--------

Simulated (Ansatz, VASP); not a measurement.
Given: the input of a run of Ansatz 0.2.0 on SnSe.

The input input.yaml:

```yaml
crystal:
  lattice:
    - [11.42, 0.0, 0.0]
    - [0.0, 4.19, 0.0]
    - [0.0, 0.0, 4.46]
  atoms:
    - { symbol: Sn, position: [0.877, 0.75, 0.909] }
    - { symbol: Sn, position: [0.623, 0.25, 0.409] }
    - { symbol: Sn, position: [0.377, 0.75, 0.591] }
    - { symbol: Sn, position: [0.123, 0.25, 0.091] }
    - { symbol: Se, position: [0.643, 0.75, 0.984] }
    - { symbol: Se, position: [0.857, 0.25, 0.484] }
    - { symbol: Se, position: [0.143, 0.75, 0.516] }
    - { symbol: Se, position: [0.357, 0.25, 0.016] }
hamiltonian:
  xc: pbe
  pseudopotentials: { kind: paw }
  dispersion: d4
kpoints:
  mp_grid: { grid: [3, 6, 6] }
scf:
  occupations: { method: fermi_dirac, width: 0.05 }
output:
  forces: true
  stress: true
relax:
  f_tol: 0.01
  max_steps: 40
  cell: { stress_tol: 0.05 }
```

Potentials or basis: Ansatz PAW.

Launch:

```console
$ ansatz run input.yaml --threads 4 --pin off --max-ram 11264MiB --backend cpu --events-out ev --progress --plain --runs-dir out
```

--------

### Work instruction:
Your job here is to copy the entries above exactly.

### Answer area:
Simulated (Ansatz, VASP); not a measurement.
Given: the input of a run of Ansatz 0.2.0 on SnSe.

The input input.yaml:

```yaml
crystal:
  lattice:
    - [11.42, 0.0, 0.0]
    - [0.0, 4.19, 0.0]
    - [0.0, 0.0, 4.46]
  atoms:
    - { symbol: Sn, position: [0.877, 0.75, 0.909] }
    - { symbol: Sn, position: [0.623, 0.25, 0.409] }
    - { symbol: Sn, position: [0.377, 0.75, 0.591] }
    - { symbol: Sn, position: [0.123, 0.25, 0.091] }
    - { symbol: Se, position: [0.643, 0.75, 0.984] }
    - { symbol: Se, position: [0.857, 0.25, 0.484] }
    - { symbol: Se, position: [0.143, 0.75, 0.516] }
    - { symbol: Se, position: [0.357, 0.25, 0.016] }
hamiltonian:
  xc: pbe
  pseudopotentials: { kind: paw }
  dispersion: d4
kpoints:
  mp_grid: { grid: [3, 6, 6] }
scf:
  occupations: { method: fermi_dirac, width: 0.05 }
output:
  forces: true
  stress: true
relax:
  f_tol: 0.01
  max_steps: 40
  cell: { stress_tol: 0.05 }
```

Potentials or basis: Ansatz PAW.

Launch:

```console
$ ansatz run input.yaml --threads 4 --pin off --max-ram 11264MiB --backend cpu --events-out ev --progress --plain --runs-dir out
```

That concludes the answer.